## Brief
Below are some records. Reproduce them exactly from their first line through the line with "A: 20.34 Å³/atom.", inclusive.

## Information given
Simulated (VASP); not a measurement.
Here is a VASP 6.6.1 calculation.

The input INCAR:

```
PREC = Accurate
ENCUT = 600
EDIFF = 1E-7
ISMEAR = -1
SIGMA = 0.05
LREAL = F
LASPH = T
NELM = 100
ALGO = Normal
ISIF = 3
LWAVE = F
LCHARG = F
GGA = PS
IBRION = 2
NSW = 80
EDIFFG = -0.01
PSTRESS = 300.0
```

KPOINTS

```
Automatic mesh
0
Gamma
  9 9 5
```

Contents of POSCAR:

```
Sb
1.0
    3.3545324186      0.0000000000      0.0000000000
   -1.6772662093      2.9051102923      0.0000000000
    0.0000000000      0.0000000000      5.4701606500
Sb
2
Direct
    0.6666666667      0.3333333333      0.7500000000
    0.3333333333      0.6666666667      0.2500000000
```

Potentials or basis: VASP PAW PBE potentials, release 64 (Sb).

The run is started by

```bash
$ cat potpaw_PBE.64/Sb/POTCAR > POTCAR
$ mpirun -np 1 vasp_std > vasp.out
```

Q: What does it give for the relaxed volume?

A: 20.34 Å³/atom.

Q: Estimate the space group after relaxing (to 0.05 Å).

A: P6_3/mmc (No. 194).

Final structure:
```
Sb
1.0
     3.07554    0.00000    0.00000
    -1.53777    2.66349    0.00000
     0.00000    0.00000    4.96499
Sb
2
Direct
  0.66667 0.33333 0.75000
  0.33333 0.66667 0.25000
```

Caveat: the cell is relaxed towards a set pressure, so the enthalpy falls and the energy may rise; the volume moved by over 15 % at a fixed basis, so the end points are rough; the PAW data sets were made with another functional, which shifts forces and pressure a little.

## Exercise solution
Simulated (VASP); not a measurement.
Here is a VASP 6.6.1 calculation.

The input INCAR:

```
PREC = Accurate
ENCUT = 600
EDIFF = 1E-7
ISMEAR = -1
SIGMA = 0.05
LREAL = F
LASPH = T
NELM = 100
ALGO = Normal
ISIF = 3
LWAVE = F
LCHARG = F
GGA = PS
IBRION = 2
NSW = 80
EDIFFG = -0.01
PSTRESS = 300.0
```

KPOINTS

```
Automatic mesh
0
Gamma
  9 9 5
```

Contents of POSCAR:

```
Sb
1.0
    3.3545324186      0.0000000000      0.0000000000
   -1.6772662093      2.9051102923      0.0000000000
    0.0000000000      0.0000000000      5.4701606500
Sb
2
Direct
    0.6666666667      0.3333333333      0.7500000000
    0.3333333333      0.6666666667      0.2500000000
```

Potentials or basis: VASP PAW PBE potentials, release 64 (Sb).

The run is started by

```bash
$ cat potpaw_PBE.64/Sb/POTCAR > POTCAR
$ mpirun -np 1 vasp_std > vasp.out
```

Q: What does it give for the relaxed volume?

A: 20.34 Å³/atom.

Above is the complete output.